Provided information

━━━━━━━━

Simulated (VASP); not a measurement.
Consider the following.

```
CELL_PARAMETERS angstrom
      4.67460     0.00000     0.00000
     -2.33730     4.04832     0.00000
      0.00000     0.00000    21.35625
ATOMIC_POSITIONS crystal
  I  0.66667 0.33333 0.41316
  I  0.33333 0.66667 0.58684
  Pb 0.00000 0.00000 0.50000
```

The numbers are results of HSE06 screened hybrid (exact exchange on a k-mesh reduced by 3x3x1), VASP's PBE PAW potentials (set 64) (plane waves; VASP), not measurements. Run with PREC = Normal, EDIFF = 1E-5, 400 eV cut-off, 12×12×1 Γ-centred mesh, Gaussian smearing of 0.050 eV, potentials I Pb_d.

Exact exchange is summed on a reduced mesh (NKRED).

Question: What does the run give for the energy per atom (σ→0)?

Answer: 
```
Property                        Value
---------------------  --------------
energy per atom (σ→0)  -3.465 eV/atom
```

━━━━━━━━

Action item
Set the entries down again exactly, beginning with their first line and ending with the line that contains "Question: What does"; omit all other lines.

Written solution
Simulated (VASP); not a measurement.
Consider the following.

```
CELL_PARAMETERS angstrom
      4.67460     0.00000     0.00000
     -2.33730     4.04832     0.00000
      0.00000     0.00000    21.35625
ATOMIC_POSITIONS crystal
  I  0.66667 0.33333 0.41316
  I  0.33333 0.66667 0.58684
  Pb 0.00000 0.00000 0.50000
```

The numbers are results of HSE06 screened hybrid (exact exchange on a k-mesh reduced by 3x3x1), VASP's PBE PAW potentials (set 64) (plane waves; VASP), not measurements. Run with PREC = Normal, EDIFF = 1E-5, 400 eV cut-off, 12×12×1 Γ-centred mesh, Gaussian smearing of 0.050 eV, potentials I Pb_d.

Exact exchange is summed on a reduced mesh (NKRED).

Question: What does the run give for the energy per atom (σ→0)?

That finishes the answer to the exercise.